◆ **DATASET**
________

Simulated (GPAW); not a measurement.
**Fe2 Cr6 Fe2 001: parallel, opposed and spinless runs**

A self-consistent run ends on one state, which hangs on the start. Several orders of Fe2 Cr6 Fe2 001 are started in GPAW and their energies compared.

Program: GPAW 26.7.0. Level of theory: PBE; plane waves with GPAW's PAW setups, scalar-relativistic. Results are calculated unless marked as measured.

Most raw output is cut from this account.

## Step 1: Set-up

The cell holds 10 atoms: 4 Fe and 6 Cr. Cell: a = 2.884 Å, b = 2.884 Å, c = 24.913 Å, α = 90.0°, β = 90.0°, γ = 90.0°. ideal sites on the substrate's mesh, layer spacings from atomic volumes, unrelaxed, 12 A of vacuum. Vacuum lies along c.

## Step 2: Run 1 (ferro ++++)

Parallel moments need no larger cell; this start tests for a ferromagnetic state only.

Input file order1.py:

________

◆ **TASK ITEM**
Word for word, copy every entry.

◆ **TASK RESULT**
Simulated (GPAW); not a measurement.
**Fe2 Cr6 Fe2 001: parallel, opposed and spinless runs**

A self-consistent run ends on one state, which hangs on the start. Several orders of Fe2 Cr6 Fe2 001 are started in GPAW and their energies compared.

Program: GPAW 26.7.0. Level of theory: PBE; plane waves with GPAW's PAW setups, scalar-relativistic. Results are calculated unless marked as measured.

Most raw output is cut from this account.

## Step 1: Set-up

The cell holds 10 atoms: 4 Fe and 6 Cr. Cell: a = 2.884 Å, b = 2.884 Å, c = 24.913 Å, α = 90.0°, β = 90.0°, γ = 90.0°. ideal sites on the substrate's mesh, layer spacings from atomic volumes, unrelaxed, 12 A of vacuum. Vacuum lies along c.

## Step 2: Run 1 (ferro ++++)

Parallel moments need no larger cell; this start tests for a ferromagnetic state only.

Input file order1.py:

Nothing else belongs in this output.